Work task –
Write out the records below once more, exactly as they stand.

Listed entries –
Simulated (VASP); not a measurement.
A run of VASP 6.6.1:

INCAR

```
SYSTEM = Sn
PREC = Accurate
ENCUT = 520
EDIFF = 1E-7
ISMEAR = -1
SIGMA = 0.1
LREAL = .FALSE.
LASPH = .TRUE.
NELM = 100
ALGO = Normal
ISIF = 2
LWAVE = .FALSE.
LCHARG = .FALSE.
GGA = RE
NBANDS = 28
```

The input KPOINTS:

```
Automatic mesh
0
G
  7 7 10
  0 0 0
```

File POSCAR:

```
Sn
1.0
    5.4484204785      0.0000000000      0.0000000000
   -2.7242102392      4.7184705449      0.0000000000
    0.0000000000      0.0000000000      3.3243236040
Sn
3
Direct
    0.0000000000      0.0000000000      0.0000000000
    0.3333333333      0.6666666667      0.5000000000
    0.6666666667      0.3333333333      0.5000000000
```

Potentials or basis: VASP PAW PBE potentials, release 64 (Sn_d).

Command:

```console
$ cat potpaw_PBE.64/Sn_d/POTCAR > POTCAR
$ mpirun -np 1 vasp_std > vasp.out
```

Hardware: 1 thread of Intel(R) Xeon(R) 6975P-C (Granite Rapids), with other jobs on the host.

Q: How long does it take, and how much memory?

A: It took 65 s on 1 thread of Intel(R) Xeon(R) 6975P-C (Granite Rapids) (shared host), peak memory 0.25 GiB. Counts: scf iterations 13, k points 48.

Result –
Simulated (VASP); not a measurement.
A run of VASP 6.6.1:

INCAR

```
SYSTEM = Sn
PREC = Accurate
ENCUT = 520
EDIFF = 1E-7
ISMEAR = -1
SIGMA = 0.1
LREAL = .FALSE.
LASPH = .TRUE.
NELM = 100
ALGO = Normal
ISIF = 2
LWAVE = .FALSE.
LCHARG = .FALSE.
GGA = RE
NBANDS = 28
```

The input KPOINTS:

```
Automatic mesh
0
G
  7 7 10
  0 0 0
```

File POSCAR:

```
Sn
1.0
    5.4484204785      0.0000000000      0.0000000000
   -2.7242102392      4.7184705449      0.0000000000
    0.0000000000      0.0000000000      3.3243236040
Sn
3
Direct
    0.0000000000      0.0000000000      0.0000000000
    0.3333333333      0.6666666667      0.5000000000
    0.6666666667      0.3333333333      0.5000000000
```

Potentials or basis: VASP PAW PBE potentials, release 64 (Sn_d).

Command:

```console
$ cat potpaw_PBE.64/Sn_d/POTCAR > POTCAR
$ mpirun -np 1 vasp_std > vasp.out
```

Hardware: 1 thread of Intel(R) Xeon(R) 6975P-C (Granite Rapids), with other jobs on the host.

Q: How long does it take, and how much memory?

A: It took 65 s on 1 thread of Intel(R) Xeon(R) 6975P-C (Granite Rapids) (shared host), peak memory 0.25 GiB. Counts: scf iterations 13, k points 48.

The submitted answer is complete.